# [ACTION ITEM]
Would you retype every entry that follows without altering a word?

::::::::::

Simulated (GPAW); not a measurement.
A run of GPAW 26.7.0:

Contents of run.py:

::::::::::

# [EXERCISE RESULT]
Simulated (GPAW); not a measurement.
A run of GPAW 26.7.0:

Contents of run.py:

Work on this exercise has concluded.